- _EXERCISE_
Could you return the whole listing exactly?

-------- INFORMATION SUPPLIED --------

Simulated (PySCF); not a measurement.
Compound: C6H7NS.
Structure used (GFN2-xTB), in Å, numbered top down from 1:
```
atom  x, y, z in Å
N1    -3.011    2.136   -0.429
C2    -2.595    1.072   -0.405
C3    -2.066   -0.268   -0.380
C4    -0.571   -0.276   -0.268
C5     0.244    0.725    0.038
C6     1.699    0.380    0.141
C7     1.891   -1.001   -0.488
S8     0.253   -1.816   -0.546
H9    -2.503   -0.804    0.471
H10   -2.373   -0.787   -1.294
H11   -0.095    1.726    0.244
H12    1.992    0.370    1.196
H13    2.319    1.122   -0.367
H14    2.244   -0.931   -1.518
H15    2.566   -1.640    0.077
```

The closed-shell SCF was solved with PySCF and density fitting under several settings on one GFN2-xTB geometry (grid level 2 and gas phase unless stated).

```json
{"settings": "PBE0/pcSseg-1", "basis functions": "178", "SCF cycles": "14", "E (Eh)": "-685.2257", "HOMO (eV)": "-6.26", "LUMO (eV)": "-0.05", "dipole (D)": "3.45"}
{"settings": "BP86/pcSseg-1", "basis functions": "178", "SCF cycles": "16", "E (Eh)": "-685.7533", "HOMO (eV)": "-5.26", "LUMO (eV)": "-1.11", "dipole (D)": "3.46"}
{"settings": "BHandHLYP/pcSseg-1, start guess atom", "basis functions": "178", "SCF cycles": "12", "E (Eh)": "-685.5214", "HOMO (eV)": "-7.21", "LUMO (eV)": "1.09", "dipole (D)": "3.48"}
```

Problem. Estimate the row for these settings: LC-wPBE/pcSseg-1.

--------

- _ANSWER SPACE_
Simulated (PySCF); not a measurement.
Compound: C6H7NS.
Structure used (GFN2-xTB), in Å, numbered top down from 1:
```
atom  x, y, z in Å
N1    -3.011    2.136   -0.429
C2    -2.595    1.072   -0.405
C3    -2.066   -0.268   -0.380
C4    -0.571   -0.276   -0.268
C5     0.244    0.725    0.038
C6     1.699    0.380    0.141
C7     1.891   -1.001   -0.488
S8     0.253   -1.816   -0.546
H9    -2.503   -0.804    0.471
H10   -2.373   -0.787   -1.294
H11   -0.095    1.726    0.244
H12    1.992    0.370    1.196
H13    2.319    1.122   -0.367
H14    2.244   -0.931   -1.518
H15    2.566   -1.640    0.077
```

The closed-shell SCF was solved with PySCF and density fitting under several settings on one GFN2-xTB geometry (grid level 2 and gas phase unless stated).

```json
{"settings": "PBE0/pcSseg-1", "basis functions": "178", "SCF cycles": "14", "E (Eh)": "-685.2257", "HOMO (eV)": "-6.26", "LUMO (eV)": "-0.05", "dipole (D)": "3.45"}
{"settings": "BP86/pcSseg-1", "basis functions": "178", "SCF cycles": "16", "E (Eh)": "-685.7533", "HOMO (eV)": "-5.26", "LUMO (eV)": "-1.11", "dipole (D)": "3.46"}
{"settings": "BHandHLYP/pcSseg-1, start guess atom", "basis functions": "178", "SCF cycles": "12", "E (Eh)": "-685.5214", "HOMO (eV)": "-7.21", "LUMO (eV)": "1.09", "dipole (D)": "3.48"}
```

Problem. Estimate the row for these settings: LC-wPBE/pcSseg-1.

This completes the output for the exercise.